> [Work order]
Set down the records that follow in full and without changes.

> [Records provided]
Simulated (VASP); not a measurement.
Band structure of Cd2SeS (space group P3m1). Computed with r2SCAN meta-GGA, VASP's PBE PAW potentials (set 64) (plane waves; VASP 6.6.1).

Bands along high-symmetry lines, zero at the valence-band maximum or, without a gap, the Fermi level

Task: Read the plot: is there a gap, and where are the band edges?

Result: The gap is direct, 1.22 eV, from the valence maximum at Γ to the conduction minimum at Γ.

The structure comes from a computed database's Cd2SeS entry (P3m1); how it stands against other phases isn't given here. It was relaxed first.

> [Response area]
Simulated (VASP); not a measurement.
Band structure of Cd2SeS (space group P3m1). Computed with r2SCAN meta-GGA, VASP's PBE PAW potentials (set 64) (plane waves; VASP 6.6.1).

Bands along high-symmetry lines, zero at the valence-band maximum or, without a gap, the Fermi level

Task: Read the plot: is there a gap, and where are the band edges?

Result: The gap is direct, 1.22 eV, from the valence maximum at Γ to the conduction minimum at Γ.

The structure comes from a computed database's Cd2SeS entry (P3m1); how it stands against other phases isn't given here. It was relaxed first.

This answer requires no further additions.